*Supplied records:*
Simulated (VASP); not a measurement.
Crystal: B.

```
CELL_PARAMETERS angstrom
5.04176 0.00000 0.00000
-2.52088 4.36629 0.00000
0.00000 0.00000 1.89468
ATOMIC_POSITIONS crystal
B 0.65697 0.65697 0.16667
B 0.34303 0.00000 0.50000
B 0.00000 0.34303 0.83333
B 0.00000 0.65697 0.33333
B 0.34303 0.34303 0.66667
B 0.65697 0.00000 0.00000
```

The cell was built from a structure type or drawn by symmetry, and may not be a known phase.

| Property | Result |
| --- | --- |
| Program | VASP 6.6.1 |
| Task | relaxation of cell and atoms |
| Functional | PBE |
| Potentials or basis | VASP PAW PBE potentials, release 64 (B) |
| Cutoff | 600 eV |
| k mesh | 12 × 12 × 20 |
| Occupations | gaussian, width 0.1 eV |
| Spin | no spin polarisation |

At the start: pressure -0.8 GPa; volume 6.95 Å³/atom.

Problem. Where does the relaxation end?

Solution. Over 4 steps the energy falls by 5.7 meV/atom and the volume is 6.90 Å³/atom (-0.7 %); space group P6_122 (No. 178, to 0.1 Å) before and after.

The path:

*Work task:* Return exactly, please, the lines of the material from the first one down to and including the line where "Problem. Where does the relaxation end?" appears.

*Exercise answer:*
Simulated (VASP); not a measurement.
Crystal: B.

```
CELL_PARAMETERS angstrom
5.04176 0.00000 0.00000
-2.52088 4.36629 0.00000
0.00000 0.00000 1.89468
ATOMIC_POSITIONS crystal
B 0.65697 0.65697 0.16667
B 0.34303 0.00000 0.50000
B 0.00000 0.34303 0.83333
B 0.00000 0.65697 0.33333
B 0.34303 0.34303 0.66667
B 0.65697 0.00000 0.00000
```

The cell was built from a structure type or drawn by symmetry, and may not be a known phase.

| Property | Result |
| --- | --- |
| Program | VASP 6.6.1 |
| Task | relaxation of cell and atoms |
| Functional | PBE |
| Potentials or basis | VASP PAW PBE potentials, release 64 (B) |
| Cutoff | 600 eV |
| k mesh | 12 × 12 × 20 |
| Occupations | gaussian, width 0.1 eV |
| Spin | no spin polarisation |

At the start: pressure -0.8 GPa; volume 6.95 Å³/atom.

Problem. Where does the relaxation end?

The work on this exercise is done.